(RECORDED DATA begins)
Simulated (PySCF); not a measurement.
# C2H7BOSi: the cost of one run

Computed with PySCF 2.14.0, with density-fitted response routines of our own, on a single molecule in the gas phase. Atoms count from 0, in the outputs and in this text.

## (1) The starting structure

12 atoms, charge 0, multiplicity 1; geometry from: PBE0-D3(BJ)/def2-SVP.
(RECORDED DATA ends)

BRIEF:
Nothing in the records may change; write them out again in full.

PROBLEM SOLUTION:
Simulated (PySCF); not a measurement.
# C2H7BOSi: the cost of one run

Computed with PySCF 2.14.0, with density-fitted response routines of our own, on a single molecule in the gas phase. Atoms count from 0, in the outputs and in this text.

## (1) The starting structure

12 atoms, charge 0, multiplicity 1; geometry from: PBE0-D3(BJ)/def2-SVP.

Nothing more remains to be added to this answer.